=== Assignment ===
The lines from the top of the records below through the one containing "Method: GIAO PBE0/pcSseg-1" are to be transcribed exactly, and nothing else is to be added.

[Raw data Boundary: Start]

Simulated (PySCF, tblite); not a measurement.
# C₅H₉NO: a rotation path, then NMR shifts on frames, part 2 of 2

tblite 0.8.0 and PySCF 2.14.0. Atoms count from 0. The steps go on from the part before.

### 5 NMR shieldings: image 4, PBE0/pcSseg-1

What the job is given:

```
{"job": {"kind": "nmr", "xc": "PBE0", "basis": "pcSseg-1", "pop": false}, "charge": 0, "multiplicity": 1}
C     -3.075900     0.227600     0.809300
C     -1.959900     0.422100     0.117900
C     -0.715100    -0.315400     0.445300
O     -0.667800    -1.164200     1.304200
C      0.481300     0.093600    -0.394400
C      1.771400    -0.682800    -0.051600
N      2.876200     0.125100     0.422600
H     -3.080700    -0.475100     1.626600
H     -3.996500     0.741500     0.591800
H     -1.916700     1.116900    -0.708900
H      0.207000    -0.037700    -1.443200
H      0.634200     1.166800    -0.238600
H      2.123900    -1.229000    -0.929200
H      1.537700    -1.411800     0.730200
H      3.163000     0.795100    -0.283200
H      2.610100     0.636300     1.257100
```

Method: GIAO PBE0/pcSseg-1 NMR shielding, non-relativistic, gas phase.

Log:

[Raw data Boundary: End]

=== Exercise answer ===
Simulated (PySCF, tblite); not a measurement.
# C₅H₉NO: a rotation path, then NMR shifts on frames, part 2 of 2

tblite 0.8.0 and PySCF 2.14.0. Atoms count from 0. The steps go on from the part before.

### 5 NMR shieldings: image 4, PBE0/pcSseg-1

What the job is given:

```
{"job": {"kind": "nmr", "xc": "PBE0", "basis": "pcSseg-1", "pop": false}, "charge": 0, "multiplicity": 1}
C     -3.075900     0.227600     0.809300
C     -1.959900     0.422100     0.117900
C     -0.715100    -0.315400     0.445300
O     -0.667800    -1.164200     1.304200
C      0.481300     0.093600    -0.394400
C      1.771400    -0.682800    -0.051600
N      2.876200     0.125100     0.422600
H     -3.080700    -0.475100     1.626600
H     -3.996500     0.741500     0.591800
H     -1.916700     1.116900    -0.708900
H      0.207000    -0.037700    -1.443200
H      0.634200     1.166800    -0.238600
H      2.123900    -1.229000    -0.929200
H      1.537700    -1.411800     0.730200
H      3.163000     0.795100    -0.283200
H      2.610100     0.636300     1.257100
```

Method: GIAO PBE0/pcSseg-1 NMR shielding, non-relativistic, gas phase.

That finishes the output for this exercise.